* **Data for review**:
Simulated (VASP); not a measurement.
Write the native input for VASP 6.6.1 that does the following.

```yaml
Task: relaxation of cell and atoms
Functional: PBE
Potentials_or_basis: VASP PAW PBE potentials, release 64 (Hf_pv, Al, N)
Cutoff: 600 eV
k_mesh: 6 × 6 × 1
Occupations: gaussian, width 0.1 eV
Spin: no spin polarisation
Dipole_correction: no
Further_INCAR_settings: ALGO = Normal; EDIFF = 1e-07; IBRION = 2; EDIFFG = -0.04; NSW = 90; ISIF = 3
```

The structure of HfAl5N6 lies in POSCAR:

* **Required action**:
Reproduce the entries exactly, each one as given.

* **Written answer**:
Simulated (VASP); not a measurement.
Write the native input for VASP 6.6.1 that does the following.

```yaml
Task: relaxation of cell and atoms
Functional: PBE
Potentials_or_basis: VASP PAW PBE potentials, release 64 (Hf_pv, Al, N)
Cutoff: 600 eV
k_mesh: 6 × 6 × 1
Occupations: gaussian, width 0.1 eV
Spin: no spin polarisation
Dipole_correction: no
Further_INCAR_settings: ALGO = Normal; EDIFF = 1e-07; IBRION = 2; EDIFFG = -0.04; NSW = 90; ISIF = 3
```

The structure of HfAl5N6 lies in POSCAR:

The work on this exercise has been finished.